*** Begin section ***

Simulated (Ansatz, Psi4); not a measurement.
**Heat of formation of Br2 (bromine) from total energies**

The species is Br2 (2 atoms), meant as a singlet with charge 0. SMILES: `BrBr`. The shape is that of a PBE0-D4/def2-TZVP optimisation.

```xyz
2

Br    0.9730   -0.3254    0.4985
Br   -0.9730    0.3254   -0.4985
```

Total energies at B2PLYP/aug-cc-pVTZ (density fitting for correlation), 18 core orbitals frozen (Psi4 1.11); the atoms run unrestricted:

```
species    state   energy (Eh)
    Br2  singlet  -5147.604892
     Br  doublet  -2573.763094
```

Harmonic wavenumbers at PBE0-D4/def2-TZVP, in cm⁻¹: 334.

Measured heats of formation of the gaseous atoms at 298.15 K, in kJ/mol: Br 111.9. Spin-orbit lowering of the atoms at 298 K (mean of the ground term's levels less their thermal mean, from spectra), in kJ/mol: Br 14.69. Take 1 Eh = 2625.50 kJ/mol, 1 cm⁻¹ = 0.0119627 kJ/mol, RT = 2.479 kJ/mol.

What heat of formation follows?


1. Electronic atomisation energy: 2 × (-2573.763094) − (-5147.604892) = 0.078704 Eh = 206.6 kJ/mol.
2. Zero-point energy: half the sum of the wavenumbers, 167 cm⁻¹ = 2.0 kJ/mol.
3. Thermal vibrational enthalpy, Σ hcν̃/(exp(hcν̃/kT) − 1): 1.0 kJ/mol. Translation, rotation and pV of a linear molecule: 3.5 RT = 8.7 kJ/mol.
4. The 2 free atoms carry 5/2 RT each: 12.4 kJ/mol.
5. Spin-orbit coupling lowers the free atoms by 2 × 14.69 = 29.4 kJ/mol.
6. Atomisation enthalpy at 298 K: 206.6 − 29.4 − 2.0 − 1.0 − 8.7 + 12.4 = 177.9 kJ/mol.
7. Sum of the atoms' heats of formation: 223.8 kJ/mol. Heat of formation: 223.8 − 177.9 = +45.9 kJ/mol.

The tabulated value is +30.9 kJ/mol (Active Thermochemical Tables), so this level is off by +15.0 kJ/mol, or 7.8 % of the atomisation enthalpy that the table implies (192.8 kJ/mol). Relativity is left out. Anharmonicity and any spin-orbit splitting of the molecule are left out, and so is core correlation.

*** End section ***

An exact transcription of the lines from the start of the listing through the line bearing "7. Sum of the" is the whole answer.

* Written response:
Simulated (Ansatz, Psi4); not a measurement.
**Heat of formation of Br2 (bromine) from total energies**

The species is Br2 (2 atoms), meant as a singlet with charge 0. SMILES: `BrBr`. The shape is that of a PBE0-D4/def2-TZVP optimisation.

```xyz
2

Br    0.9730   -0.3254    0.4985
Br   -0.9730    0.3254   -0.4985
```

Total energies at B2PLYP/aug-cc-pVTZ (density fitting for correlation), 18 core orbitals frozen (Psi4 1.11); the atoms run unrestricted:

```
species    state   energy (Eh)
    Br2  singlet  -5147.604892
     Br  doublet  -2573.763094
```

Harmonic wavenumbers at PBE0-D4/def2-TZVP, in cm⁻¹: 334.

Measured heats of formation of the gaseous atoms at 298.15 K, in kJ/mol: Br 111.9. Spin-orbit lowering of the atoms at 298 K (mean of the ground term's levels less their thermal mean, from spectra), in kJ/mol: Br 14.69. Take 1 Eh = 2625.50 kJ/mol, 1 cm⁻¹ = 0.0119627 kJ/mol, RT = 2.479 kJ/mol.

What heat of formation follows?


1. Electronic atomisation energy: 2 × (-2573.763094) − (-5147.604892) = 0.078704 Eh = 206.6 kJ/mol.
2. Zero-point energy: half the sum of the wavenumbers, 167 cm⁻¹ = 2.0 kJ/mol.
3. Thermal vibrational enthalpy, Σ hcν̃/(exp(hcν̃/kT) − 1): 1.0 kJ/mol. Translation, rotation and pV of a linear molecule: 3.5 RT = 8.7 kJ/mol.
4. The 2 free atoms carry 5/2 RT each: 12.4 kJ/mol.
5. Spin-orbit coupling lowers the free atoms by 2 × 14.69 = 29.4 kJ/mol.
6. Atomisation enthalpy at 298 K: 206.6 − 29.4 − 2.0 − 1.0 − 8.7 + 12.4 = 177.9 kJ/mol.
7. Sum of the atoms' heats of formation: 223.8 kJ/mol. Heat of formation: 223.8 − 177.9 = +45.9 kJ/mol.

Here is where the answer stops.